§ **Required action**:
The full set of entries needs to be reproduced exactly.

§ **Given entries**:
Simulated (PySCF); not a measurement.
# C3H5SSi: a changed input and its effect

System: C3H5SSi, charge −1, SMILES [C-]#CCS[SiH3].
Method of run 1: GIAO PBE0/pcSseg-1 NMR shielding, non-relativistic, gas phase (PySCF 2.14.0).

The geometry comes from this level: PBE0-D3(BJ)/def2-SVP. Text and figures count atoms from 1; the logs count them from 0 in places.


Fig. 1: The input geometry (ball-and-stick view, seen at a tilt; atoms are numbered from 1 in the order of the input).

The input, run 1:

§ **Task response**:
Simulated (PySCF); not a measurement.
# C3H5SSi: a changed input and its effect

System: C3H5SSi, charge −1, SMILES [C-]#CCS[SiH3].
Method of run 1: GIAO PBE0/pcSseg-1 NMR shielding, non-relativistic, gas phase (PySCF 2.14.0).

The geometry comes from this level: PBE0-D3(BJ)/def2-SVP. Text and figures count atoms from 1; the logs count them from 0 in places.


Fig. 1: The input geometry (ball-and-stick view, seen at a tilt; atoms are numbered from 1 in the order of the input).

The input, run 1:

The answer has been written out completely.